# BRIEF
All of the records must come back exactly. Please repeat them in full.

=== Section Start ===

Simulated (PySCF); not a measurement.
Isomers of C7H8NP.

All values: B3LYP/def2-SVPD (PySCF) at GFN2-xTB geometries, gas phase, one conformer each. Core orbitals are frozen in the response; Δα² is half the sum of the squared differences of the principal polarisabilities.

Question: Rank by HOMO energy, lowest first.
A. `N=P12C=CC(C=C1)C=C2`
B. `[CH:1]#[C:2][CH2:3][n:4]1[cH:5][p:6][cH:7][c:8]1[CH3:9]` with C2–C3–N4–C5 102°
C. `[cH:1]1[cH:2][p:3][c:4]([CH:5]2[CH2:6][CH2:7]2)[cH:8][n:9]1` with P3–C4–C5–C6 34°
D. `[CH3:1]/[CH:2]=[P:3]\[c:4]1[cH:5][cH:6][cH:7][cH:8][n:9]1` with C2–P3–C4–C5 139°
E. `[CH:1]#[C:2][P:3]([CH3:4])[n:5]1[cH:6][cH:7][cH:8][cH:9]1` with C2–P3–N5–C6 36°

=== Section End ===

# TASK RESULT
Simulated (PySCF); not a measurement.
Isomers of C7H8NP.

All values: B3LYP/def2-SVPD (PySCF) at GFN2-xTB geometries, gas phase, one conformer each. Core orbitals are frozen in the response; Δα² is half the sum of the squared differences of the principal polarisabilities.

Question: Rank by HOMO energy, lowest first.
A. `N=P12C=CC(C=C1)C=C2`
B. `[CH:1]#[C:2][CH2:3][n:4]1[cH:5][p:6][cH:7][c:8]1[CH3:9]` with C2–C3–N4–C5 102°
C. `[cH:1]1[cH:2][p:3][c:4]([CH:5]2[CH2:6][CH2:7]2)[cH:8][n:9]1` with P3–C4–C5–C6 34°
D. `[CH3:1]/[CH:2]=[P:3]\[c:4]1[cH:5][cH:6][cH:7][cH:8][n:9]1` with C2–P3–C4–C5 139°
E. `[CH:1]#[C:2][P:3]([CH3:4])[n:5]1[cH:6][cH:7][cH:8][cH:9]1` with C2–P3–N5–C6 36°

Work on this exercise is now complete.